--- REQUIRED ACTION ---
For this exercise, restate the data below with no change at all.

--- INFORMATION SHOWN ---
····················
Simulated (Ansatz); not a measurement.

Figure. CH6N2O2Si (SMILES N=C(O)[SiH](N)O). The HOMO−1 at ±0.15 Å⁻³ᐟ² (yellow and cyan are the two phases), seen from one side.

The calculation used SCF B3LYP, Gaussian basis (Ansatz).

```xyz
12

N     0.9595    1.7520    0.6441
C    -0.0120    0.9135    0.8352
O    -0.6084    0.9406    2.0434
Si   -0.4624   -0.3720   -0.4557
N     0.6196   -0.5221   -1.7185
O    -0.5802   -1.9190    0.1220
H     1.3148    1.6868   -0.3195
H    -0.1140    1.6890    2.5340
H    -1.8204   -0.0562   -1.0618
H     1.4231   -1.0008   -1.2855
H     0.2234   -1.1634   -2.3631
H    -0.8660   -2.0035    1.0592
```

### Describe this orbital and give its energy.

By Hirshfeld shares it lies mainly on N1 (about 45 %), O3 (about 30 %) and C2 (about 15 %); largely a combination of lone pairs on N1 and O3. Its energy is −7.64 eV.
····················

--- REPLY ---
Simulated (Ansatz); not a measurement.

Figure. CH6N2O2Si (SMILES N=C(O)[SiH](N)O). The HOMO−1 at ±0.15 Å⁻³ᐟ² (yellow and cyan are the two phases), seen from one side.

The calculation used SCF B3LYP, Gaussian basis (Ansatz).

```xyz
12

N     0.9595    1.7520    0.6441
C    -0.0120    0.9135    0.8352
O    -0.6084    0.9406    2.0434
Si   -0.4624   -0.3720   -0.4557
N     0.6196   -0.5221   -1.7185
O    -0.5802   -1.9190    0.1220
H     1.3148    1.6868   -0.3195
H    -0.1140    1.6890    2.5340
H    -1.8204   -0.0562   -1.0618
H     1.4231   -1.0008   -1.2855
H     0.2234   -1.1634   -2.3631
H    -0.8660   -2.0035    1.0592
```

### Describe this orbital and give its energy.

By Hirshfeld shares it lies mainly on N1 (about 45 %), O3 (about 30 %) and C2 (about 15 %); largely a combination of lone pairs on N1 and O3. Its energy is −7.64 eV.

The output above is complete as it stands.